(AVAILABLE DATA)
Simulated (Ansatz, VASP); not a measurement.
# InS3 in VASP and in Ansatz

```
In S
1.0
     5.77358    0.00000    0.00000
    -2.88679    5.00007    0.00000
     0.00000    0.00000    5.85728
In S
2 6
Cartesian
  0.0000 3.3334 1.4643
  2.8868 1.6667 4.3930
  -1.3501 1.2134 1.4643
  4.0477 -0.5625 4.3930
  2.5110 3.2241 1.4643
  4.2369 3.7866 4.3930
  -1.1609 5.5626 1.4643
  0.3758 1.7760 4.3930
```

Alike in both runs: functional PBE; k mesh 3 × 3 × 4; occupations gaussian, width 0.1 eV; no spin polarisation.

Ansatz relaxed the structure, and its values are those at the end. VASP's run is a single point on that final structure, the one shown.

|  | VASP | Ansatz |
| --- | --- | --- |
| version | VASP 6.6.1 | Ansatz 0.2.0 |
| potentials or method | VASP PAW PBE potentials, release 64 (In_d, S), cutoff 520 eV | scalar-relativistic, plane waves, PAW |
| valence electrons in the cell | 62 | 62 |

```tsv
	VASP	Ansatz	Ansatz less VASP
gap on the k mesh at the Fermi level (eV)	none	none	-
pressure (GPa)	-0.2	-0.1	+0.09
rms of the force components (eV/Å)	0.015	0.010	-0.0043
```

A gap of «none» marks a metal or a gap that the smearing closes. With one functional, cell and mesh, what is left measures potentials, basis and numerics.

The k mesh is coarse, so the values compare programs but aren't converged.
(End AVAILABLE DATA)

▸ **EXERCISE**: Every line from the top of the material above through the line holding "basis and numerics." should be reproduced word for word, and nothing beyond it.

▸ **TASK SOLUTION**:
Simulated (Ansatz, VASP); not a measurement.
# InS3 in VASP and in Ansatz

```
In S
1.0
     5.77358    0.00000    0.00000
    -2.88679    5.00007    0.00000
     0.00000    0.00000    5.85728
In S
2 6
Cartesian
  0.0000 3.3334 1.4643
  2.8868 1.6667 4.3930
  -1.3501 1.2134 1.4643
  4.0477 -0.5625 4.3930
  2.5110 3.2241 1.4643
  4.2369 3.7866 4.3930
  -1.1609 5.5626 1.4643
  0.3758 1.7760 4.3930
```

Alike in both runs: functional PBE; k mesh 3 × 3 × 4; occupations gaussian, width 0.1 eV; no spin polarisation.

Ansatz relaxed the structure, and its values are those at the end. VASP's run is a single point on that final structure, the one shown.

|  | VASP | Ansatz |
| --- | --- | --- |
| version | VASP 6.6.1 | Ansatz 0.2.0 |
| potentials or method | VASP PAW PBE potentials, release 64 (In_d, S), cutoff 520 eV | scalar-relativistic, plane waves, PAW |
| valence electrons in the cell | 62 | 62 |

```tsv
	VASP	Ansatz	Ansatz less VASP
gap on the k mesh at the Fermi level (eV)	none	none	-
pressure (GPa)	-0.2	-0.1	+0.09
rms of the force components (eV/Å)	0.015	0.010	-0.0043
```

A gap of «none» marks a metal or a gap that the smearing closes. With one functional, cell and mesh, what is left measures potentials, basis and numerics.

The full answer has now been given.